----- MATERIAL SHOWN -----

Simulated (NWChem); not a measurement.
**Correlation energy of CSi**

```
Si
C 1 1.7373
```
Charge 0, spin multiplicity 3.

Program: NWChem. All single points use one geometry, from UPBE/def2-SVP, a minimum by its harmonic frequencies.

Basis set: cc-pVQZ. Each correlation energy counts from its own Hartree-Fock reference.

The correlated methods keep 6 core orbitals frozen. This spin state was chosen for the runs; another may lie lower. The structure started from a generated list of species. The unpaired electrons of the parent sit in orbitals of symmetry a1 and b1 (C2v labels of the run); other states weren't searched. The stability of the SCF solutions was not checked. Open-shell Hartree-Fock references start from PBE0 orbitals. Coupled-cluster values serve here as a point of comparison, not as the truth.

-----

Without changing a word, restate the whole listing.

• RESPONSE
Simulated (NWChem); not a measurement.
**Correlation energy of CSi**

```
Si
C 1 1.7373
```
Charge 0, spin multiplicity 3.

Program: NWChem. All single points use one geometry, from UPBE/def2-SVP, a minimum by its harmonic frequencies.

Basis set: cc-pVQZ. Each correlation energy counts from its own Hartree-Fock reference.

The correlated methods keep 6 core orbitals frozen. This spin state was chosen for the runs; another may lie lower. The structure started from a generated list of species. The unpaired electrons of the parent sit in orbitals of symmetry a1 and b1 (C2v labels of the run); other states weren't searched. The stability of the SCF solutions was not checked. Open-shell Hartree-Fock references start from PBE0 orbitals. Coupled-cluster values serve here as a point of comparison, not as the truth.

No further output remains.